Work order: Using the material below, return exactly the lines between the one holding "levels of theory**" and the one holding "Computed with Ansatz", inclusive, and no others.

Records supplied:
[Start of Attachment]

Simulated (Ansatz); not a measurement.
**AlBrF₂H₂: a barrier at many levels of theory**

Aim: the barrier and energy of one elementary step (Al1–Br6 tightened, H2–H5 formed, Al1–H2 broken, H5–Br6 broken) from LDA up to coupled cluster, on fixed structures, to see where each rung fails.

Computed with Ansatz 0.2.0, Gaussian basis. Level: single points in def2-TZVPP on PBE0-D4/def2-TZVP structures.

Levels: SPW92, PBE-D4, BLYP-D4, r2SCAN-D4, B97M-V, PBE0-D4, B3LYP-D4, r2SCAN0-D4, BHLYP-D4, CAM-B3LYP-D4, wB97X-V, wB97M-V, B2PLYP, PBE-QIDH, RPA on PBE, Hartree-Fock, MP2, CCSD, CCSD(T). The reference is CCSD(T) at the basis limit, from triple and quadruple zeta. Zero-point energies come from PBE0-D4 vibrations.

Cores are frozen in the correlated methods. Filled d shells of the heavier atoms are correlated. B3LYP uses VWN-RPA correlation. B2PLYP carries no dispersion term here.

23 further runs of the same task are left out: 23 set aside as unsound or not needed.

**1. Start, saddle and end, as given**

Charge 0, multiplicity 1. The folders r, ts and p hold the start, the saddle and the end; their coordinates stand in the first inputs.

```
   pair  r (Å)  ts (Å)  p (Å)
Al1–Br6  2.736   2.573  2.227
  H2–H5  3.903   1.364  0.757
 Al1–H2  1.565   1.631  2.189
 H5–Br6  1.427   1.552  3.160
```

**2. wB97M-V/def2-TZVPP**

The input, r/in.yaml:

[End of Attachment]

Answer section:
**AlBrF₂H₂: a barrier at many levels of theory**

Aim: the barrier and energy of one elementary step (Al1–Br6 tightened, H2–H5 formed, Al1–H2 broken, H5–Br6 broken) from LDA up to coupled cluster, on fixed structures, to see where each rung fails.

Computed with Ansatz 0.2.0, Gaussian basis. Level: single points in def2-TZVPP on PBE0-D4/def2-TZVP structures.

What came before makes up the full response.